Action item: Write out the data below exactly, beginning with the first line and ending once the line that has "The largest gap" is written.

Data for analysis:
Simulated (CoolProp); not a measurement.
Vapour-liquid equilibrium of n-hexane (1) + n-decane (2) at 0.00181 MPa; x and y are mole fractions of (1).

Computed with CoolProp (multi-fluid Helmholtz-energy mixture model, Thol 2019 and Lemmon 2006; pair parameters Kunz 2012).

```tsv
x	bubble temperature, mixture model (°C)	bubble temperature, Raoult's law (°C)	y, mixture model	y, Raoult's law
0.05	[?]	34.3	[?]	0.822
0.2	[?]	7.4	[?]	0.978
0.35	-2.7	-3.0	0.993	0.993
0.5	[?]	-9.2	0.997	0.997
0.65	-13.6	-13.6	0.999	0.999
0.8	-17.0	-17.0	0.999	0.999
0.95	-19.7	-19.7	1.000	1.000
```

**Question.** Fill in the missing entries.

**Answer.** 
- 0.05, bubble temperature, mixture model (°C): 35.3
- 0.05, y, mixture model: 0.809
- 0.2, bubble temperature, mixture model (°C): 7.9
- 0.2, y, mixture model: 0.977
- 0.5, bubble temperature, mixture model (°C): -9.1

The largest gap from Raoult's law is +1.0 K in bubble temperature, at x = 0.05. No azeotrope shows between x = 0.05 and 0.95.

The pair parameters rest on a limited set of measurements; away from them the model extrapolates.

Task solution:
Simulated (CoolProp); not a measurement.
Vapour-liquid equilibrium of n-hexane (1) + n-decane (2) at 0.00181 MPa; x and y are mole fractions of (1).

Computed with CoolProp (multi-fluid Helmholtz-energy mixture model, Thol 2019 and Lemmon 2006; pair parameters Kunz 2012).

```tsv
x	bubble temperature, mixture model (°C)	bubble temperature, Raoult's law (°C)	y, mixture model	y, Raoult's law
0.05	[?]	34.3	[?]	0.822
0.2	[?]	7.4	[?]	0.978
0.35	-2.7	-3.0	0.993	0.993
0.5	[?]	-9.2	0.997	0.997
0.65	-13.6	-13.6	0.999	0.999
0.8	-17.0	-17.0	0.999	0.999
0.95	-19.7	-19.7	1.000	1.000
```

**Question.** Fill in the missing entries.

**Answer.** 
- 0.05, bubble temperature, mixture model (°C): 35.3
- 0.05, y, mixture model: 0.809
- 0.2, bubble temperature, mixture model (°C): 7.9
- 0.2, y, mixture model: 0.977
- 0.5, bubble temperature, mixture model (°C): -9.1

The largest gap from Raoult's law is +1.0 K in bubble temperature, at x = 0.05. No azeotrope shows between x = 0.05 and 0.95.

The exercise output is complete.